- Work task
Would you please copy the part of the material below that opens with the line containing "[1.0, 0.0] μB |" and closes with the line containing "Q: The run is"? Copy it exactly, and only it.

━━━━━━━━━━━━━━━━━━━━━━━━━━━━━━
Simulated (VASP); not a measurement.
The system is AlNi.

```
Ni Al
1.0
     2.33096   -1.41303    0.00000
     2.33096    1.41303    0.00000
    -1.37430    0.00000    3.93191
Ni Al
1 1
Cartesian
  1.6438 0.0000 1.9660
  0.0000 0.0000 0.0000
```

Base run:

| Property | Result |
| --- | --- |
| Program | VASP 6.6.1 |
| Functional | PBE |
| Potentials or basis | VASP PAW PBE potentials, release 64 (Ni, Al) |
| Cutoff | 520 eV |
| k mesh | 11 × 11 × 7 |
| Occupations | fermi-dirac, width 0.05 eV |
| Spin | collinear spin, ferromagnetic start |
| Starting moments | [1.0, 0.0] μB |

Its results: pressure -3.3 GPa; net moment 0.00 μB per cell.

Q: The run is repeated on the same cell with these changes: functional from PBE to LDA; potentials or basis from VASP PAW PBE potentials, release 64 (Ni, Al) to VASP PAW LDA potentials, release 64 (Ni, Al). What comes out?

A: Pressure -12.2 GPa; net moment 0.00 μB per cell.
━━━━━━━━━━━━━━━━━━━━━━━━━━━━━━

- Written answer
| Starting moments | [1.0, 0.0] μB |

Its results: pressure -3.3 GPa; net moment 0.00 μB per cell.

Q: The run is repeated on the same cell with these changes: functional from PBE to LDA; potentials or basis from VASP PAW PBE potentials, release 64 (Ni, Al) to VASP PAW LDA potentials, release 64 (Ni, Al). What comes out?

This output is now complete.